• [Work instruction]
Could you set down exactly the lines in the records below between the line holding "Answer: Means: 1000/T" and the line holding "Apparent enthalpy: −19.145", inclusive?

———

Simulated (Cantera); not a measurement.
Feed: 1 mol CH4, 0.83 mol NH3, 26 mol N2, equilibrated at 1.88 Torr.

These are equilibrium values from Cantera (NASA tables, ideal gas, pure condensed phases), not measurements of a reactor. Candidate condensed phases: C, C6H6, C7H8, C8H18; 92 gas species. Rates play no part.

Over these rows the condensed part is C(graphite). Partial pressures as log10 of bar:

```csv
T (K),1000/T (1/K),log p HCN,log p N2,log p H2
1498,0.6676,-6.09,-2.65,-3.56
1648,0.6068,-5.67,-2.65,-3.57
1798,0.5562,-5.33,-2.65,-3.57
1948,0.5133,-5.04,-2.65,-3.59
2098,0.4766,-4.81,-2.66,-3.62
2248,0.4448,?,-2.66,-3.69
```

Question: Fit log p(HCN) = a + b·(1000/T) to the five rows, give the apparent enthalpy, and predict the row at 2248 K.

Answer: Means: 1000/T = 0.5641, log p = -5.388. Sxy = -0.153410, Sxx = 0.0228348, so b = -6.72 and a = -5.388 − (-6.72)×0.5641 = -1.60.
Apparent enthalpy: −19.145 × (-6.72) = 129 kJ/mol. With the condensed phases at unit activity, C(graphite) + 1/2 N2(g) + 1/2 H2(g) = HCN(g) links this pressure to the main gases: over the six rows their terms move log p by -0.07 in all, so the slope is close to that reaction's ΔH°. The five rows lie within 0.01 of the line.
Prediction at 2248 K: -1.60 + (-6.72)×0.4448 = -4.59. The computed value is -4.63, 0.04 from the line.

———

• [Task solution]
Answer: Means: 1000/T = 0.5641, log p = -5.388. Sxy = -0.153410, Sxx = 0.0228348, so b = -6.72 and a = -5.388 − (-6.72)×0.5641 = -1.60.
Apparent enthalpy: −19.145 × (-6.72) = 129 kJ/mol. With the condensed phases at unit activity, C(graphite) + 1/2 N2(g) + 1/2 H2(g) = HCN(g) links this pressure to the main gases: over the six rows their terms move log p by -0.07 in all, so the slope is close to that reaction's ΔH°. The five rows lie within 0.01 of the line.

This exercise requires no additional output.